DATASET ENTRIES
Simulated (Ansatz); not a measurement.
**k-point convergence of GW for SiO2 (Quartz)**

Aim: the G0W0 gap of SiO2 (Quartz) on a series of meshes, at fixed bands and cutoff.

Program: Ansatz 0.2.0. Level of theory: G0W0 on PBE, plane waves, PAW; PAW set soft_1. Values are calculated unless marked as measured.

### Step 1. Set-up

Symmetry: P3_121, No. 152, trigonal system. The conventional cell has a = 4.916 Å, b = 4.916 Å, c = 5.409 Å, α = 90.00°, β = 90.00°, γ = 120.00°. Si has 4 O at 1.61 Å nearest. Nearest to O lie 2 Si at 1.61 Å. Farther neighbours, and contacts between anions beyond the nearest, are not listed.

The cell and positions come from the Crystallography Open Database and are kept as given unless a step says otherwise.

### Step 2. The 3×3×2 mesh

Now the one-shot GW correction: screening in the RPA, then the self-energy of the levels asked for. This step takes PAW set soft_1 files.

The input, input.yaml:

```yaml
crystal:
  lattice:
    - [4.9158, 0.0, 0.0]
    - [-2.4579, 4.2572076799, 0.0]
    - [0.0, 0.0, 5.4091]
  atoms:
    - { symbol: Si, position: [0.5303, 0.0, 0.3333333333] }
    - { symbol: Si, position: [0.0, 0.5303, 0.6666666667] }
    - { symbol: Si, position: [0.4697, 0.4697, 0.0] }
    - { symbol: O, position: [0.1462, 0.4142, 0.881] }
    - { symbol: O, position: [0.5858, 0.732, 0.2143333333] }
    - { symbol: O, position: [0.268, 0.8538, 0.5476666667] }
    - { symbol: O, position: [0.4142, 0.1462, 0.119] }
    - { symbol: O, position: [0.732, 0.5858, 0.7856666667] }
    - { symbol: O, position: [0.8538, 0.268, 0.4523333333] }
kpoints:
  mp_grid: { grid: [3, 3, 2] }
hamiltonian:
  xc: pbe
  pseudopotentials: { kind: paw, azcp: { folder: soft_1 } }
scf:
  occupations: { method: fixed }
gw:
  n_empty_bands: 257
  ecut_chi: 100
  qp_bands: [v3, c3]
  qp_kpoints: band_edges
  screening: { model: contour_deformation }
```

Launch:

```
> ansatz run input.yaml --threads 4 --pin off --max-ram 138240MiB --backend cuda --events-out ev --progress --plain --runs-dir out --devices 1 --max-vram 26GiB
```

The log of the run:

REQUIRED ACTION
Emit an exact copy of the lines spanning the start of the records to the line containing "### Step 2. The 3×3×2 mesh", inclusive, and no other output.

EXERCISE RESULT
Simulated (Ansatz); not a measurement.
**k-point convergence of GW for SiO2 (Quartz)**

Aim: the G0W0 gap of SiO2 (Quartz) on a series of meshes, at fixed bands and cutoff.

Program: Ansatz 0.2.0. Level of theory: G0W0 on PBE, plane waves, PAW; PAW set soft_1. Values are calculated unless marked as measured.

### Step 1. Set-up

Symmetry: P3_121, No. 152, trigonal system. The conventional cell has a = 4.916 Å, b = 4.916 Å, c = 5.409 Å, α = 90.00°, β = 90.00°, γ = 120.00°. Si has 4 O at 1.61 Å nearest. Nearest to O lie 2 Si at 1.61 Å. Farther neighbours, and contacts between anions beyond the nearest, are not listed.

The cell and positions come from the Crystallography Open Database and are kept as given unless a step says otherwise.

### Step 2. The 3×3×2 mesh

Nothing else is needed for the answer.